* DATA UNDER STUDY *
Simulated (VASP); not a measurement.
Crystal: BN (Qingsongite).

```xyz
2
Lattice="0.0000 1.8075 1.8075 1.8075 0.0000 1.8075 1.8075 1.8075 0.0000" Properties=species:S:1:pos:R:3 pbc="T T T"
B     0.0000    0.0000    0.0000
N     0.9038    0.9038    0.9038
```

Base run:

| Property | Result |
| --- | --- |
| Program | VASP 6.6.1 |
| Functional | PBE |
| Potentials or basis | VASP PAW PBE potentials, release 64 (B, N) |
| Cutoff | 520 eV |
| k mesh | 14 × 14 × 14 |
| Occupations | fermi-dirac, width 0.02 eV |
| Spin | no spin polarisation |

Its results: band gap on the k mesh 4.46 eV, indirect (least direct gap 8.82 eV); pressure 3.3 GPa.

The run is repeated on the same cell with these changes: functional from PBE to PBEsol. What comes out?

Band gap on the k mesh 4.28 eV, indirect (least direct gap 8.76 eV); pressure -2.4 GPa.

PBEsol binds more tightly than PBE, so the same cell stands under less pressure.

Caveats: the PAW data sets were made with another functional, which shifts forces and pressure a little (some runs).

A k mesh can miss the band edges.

* TASK ITEM *
"Caveats: the PAW" marks the last line to print; print everything from the first line of the data through that line, unchanged, and nothing more.

* RESULT *
Simulated (VASP); not a measurement.
Crystal: BN (Qingsongite).

```xyz
2
Lattice="0.0000 1.8075 1.8075 1.8075 0.0000 1.8075 1.8075 1.8075 0.0000" Properties=species:S:1:pos:R:3 pbc="T T T"
B     0.0000    0.0000    0.0000
N     0.9038    0.9038    0.9038
```

Base run:

| Property | Result |
| --- | --- |
| Program | VASP 6.6.1 |
| Functional | PBE |
| Potentials or basis | VASP PAW PBE potentials, release 64 (B, N) |
| Cutoff | 520 eV |
| k mesh | 14 × 14 × 14 |
| Occupations | fermi-dirac, width 0.02 eV |
| Spin | no spin polarisation |

Its results: band gap on the k mesh 4.46 eV, indirect (least direct gap 8.82 eV); pressure 3.3 GPa.

The run is repeated on the same cell with these changes: functional from PBE to PBEsol. What comes out?

Band gap on the k mesh 4.28 eV, indirect (least direct gap 8.76 eV); pressure -2.4 GPa.

PBEsol binds more tightly than PBE, so the same cell stands under less pressure.

Caveats: the PAW data sets were made with another functional, which shifts forces and pressure a little (some runs).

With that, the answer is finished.